EXERCISE. Up to and including the line that contains "411i | 73.8 | – |", reproduce every line exactly, beginning with the first line below.

RECORDED INFORMATION START
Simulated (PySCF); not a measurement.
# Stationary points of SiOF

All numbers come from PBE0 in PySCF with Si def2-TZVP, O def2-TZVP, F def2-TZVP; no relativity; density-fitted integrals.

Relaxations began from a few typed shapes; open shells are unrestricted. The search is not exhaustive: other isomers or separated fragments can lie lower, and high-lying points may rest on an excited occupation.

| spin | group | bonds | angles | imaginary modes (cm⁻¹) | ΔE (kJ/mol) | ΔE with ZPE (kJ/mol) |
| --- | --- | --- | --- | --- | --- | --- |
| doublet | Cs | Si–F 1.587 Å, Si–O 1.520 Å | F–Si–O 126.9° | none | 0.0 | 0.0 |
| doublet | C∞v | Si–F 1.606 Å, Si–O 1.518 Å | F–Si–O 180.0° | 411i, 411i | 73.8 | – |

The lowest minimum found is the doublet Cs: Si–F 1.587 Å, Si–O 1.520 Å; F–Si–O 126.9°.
RECORDED INFORMATION END

TASK SOLUTION.
Simulated (PySCF); not a measurement.
# Stationary points of SiOF

All numbers come from PBE0 in PySCF with Si def2-TZVP, O def2-TZVP, F def2-TZVP; no relativity; density-fitted integrals.

Relaxations began from a few typed shapes; open shells are unrestricted. The search is not exhaustive: other isomers or separated fragments can lie lower, and high-lying points may rest on an excited occupation.

| spin | group | bonds | angles | imaginary modes (cm⁻¹) | ΔE (kJ/mol) | ΔE with ZPE (kJ/mol) |
| --- | --- | --- | --- | --- | --- | --- |
| doublet | Cs | Si–F 1.587 Å, Si–O 1.520 Å | F–Si–O 126.9° | none | 0.0 | 0.0 |
| doublet | C∞v | Si–F 1.606 Å, Si–O 1.518 Å | F–Si–O 180.0° | 411i, 411i | 73.8 | – |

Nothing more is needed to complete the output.